» **Data**:
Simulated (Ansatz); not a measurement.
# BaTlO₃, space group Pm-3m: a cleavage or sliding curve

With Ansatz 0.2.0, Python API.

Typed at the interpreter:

» **Work item**: Copy out the entries in full, exactly as they appear.

» **Worked solution**:
Simulated (Ansatz); not a measurement.
# BaTlO₃, space group Pm-3m: a cleavage or sliding curve

With Ansatz 0.2.0, Python API.

Typed at the interpreter:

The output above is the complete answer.